WORK REQUEST | Up to and including the line with "Values from CoolProp's", restate the records below word for word, beginning with their first line.

─── THE DATA

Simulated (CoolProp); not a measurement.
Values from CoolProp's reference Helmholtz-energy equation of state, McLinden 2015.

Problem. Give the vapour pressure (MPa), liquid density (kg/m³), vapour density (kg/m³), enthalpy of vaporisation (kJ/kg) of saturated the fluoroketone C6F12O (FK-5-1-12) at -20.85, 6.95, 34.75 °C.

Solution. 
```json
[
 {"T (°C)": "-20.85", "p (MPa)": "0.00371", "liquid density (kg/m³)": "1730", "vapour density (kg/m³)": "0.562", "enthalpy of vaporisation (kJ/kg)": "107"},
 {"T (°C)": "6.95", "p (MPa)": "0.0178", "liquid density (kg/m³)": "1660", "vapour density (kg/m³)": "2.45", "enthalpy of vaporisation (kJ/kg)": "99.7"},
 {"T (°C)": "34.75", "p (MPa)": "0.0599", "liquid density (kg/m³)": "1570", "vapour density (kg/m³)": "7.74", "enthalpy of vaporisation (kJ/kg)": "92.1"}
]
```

──────

YOUR SOLUTION |
Simulated (CoolProp); not a measurement.
Values from CoolProp's reference Helmholtz-energy equation of state, McLinden 2015.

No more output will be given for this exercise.